** Brief **
Line by line, give the data again exactly as it appears.

--------------------
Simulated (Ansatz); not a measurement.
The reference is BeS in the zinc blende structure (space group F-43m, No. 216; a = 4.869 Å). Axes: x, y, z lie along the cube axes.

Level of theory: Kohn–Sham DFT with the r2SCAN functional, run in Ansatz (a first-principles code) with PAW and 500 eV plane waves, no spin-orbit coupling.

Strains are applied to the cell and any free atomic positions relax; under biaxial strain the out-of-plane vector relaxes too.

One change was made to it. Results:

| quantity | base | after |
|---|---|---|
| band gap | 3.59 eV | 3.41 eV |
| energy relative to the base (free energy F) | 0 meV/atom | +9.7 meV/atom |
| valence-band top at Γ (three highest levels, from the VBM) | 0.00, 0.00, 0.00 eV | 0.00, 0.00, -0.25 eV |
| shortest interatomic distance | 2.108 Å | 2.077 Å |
--------------------

** Written response **
Simulated (Ansatz); not a measurement.
The reference is BeS in the zinc blende structure (space group F-43m, No. 216; a = 4.869 Å). Axes: x, y, z lie along the cube axes.

Level of theory: Kohn–Sham DFT with the r2SCAN functional, run in Ansatz (a first-principles code) with PAW and 500 eV plane waves, no spin-orbit coupling.

Strains are applied to the cell and any free atomic positions relax; under biaxial strain the out-of-plane vector relaxes too.

One change was made to it. Results:

| quantity | base | after |
|---|---|---|
| band gap | 3.59 eV | 3.41 eV |
| energy relative to the base (free energy F) | 0 meV/atom | +9.7 meV/atom |
| valence-band top at Γ (three highest levels, from the VBM) | 0.00, 0.00, 0.00 eV | 0.00, 0.00, -0.25 eV |
| shortest interatomic distance | 2.108 Å | 2.077 Å |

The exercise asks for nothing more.